* Action item:
For the material below, return exactly the lines starting at the one holding "Change from the" and ending at the one holding "(GPa) | 23.6 |", counting both as part of the range.

* Provided records:
==================================================
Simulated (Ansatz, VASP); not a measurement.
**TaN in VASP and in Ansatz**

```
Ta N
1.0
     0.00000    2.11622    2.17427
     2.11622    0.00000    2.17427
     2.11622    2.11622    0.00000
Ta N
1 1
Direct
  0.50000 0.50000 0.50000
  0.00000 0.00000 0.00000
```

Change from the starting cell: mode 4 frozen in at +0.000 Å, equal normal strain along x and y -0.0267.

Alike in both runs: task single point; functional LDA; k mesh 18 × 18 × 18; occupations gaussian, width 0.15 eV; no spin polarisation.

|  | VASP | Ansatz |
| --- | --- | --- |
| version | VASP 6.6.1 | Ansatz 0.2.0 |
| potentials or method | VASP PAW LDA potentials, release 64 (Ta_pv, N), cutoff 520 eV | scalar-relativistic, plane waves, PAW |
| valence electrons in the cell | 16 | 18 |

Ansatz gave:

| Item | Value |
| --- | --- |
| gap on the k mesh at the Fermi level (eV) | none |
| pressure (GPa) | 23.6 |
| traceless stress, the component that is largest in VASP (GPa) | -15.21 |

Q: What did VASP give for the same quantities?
==================================================

* Task answer:
Change from the starting cell: mode 4 frozen in at +0.000 Å, equal normal strain along x and y -0.0267.

Alike in both runs: task single point; functional LDA; k mesh 18 × 18 × 18; occupations gaussian, width 0.15 eV; no spin polarisation.

|  | VASP | Ansatz |
| --- | --- | --- |
| version | VASP 6.6.1 | Ansatz 0.2.0 |
| potentials or method | VASP PAW LDA potentials, release 64 (Ta_pv, N), cutoff 520 eV | scalar-relativistic, plane waves, PAW |
| valence electrons in the cell | 16 | 18 |

Ansatz gave:

| Item | Value |
| --- | --- |
| gap on the k mesh at the Fermi level (eV) | none |
| pressure (GPa) | 23.6 |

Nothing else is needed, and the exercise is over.